◆ Work item
Look through the data below for the line with "D_b = 8.5493e-15 m^2/s" and the line with "The run lies between the ideal regimes.", then output those two and all lines in between, exactly as written.

◆ Data for review
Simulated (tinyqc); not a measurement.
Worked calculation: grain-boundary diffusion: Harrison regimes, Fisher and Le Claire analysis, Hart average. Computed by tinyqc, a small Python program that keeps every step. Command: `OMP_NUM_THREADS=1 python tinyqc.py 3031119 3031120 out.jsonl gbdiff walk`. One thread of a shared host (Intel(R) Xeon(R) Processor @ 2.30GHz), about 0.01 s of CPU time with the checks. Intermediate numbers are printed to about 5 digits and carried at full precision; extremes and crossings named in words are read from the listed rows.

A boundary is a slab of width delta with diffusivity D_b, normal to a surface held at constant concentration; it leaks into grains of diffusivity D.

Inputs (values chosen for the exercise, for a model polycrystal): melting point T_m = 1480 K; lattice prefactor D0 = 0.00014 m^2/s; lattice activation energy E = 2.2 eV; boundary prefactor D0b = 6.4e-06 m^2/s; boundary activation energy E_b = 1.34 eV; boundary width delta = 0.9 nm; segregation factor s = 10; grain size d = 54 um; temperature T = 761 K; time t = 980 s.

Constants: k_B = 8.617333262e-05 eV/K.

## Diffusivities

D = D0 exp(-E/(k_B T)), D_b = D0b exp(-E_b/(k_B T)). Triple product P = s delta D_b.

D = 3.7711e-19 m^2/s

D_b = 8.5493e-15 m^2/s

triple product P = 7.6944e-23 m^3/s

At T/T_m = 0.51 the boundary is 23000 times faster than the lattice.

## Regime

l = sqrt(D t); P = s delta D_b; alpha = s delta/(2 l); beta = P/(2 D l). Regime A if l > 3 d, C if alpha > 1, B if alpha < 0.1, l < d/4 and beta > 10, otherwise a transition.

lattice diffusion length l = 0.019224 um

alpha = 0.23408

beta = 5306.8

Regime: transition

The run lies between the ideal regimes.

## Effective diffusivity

◆ Answer box
D_b = 8.5493e-15 m^2/s

triple product P = 7.6944e-23 m^3/s

At T/T_m = 0.51 the boundary is 23000 times faster than the lattice.

## Regime

l = sqrt(D t); P = s delta D_b; alpha = s delta/(2 l); beta = P/(2 D l). Regime A if l > 3 d, C if alpha > 1, B if alpha < 0.1, l < d/4 and beta > 10, otherwise a transition.

lattice diffusion length l = 0.019224 um

alpha = 0.23408

beta = 5306.8

Regime: transition

The run lies between the ideal regimes.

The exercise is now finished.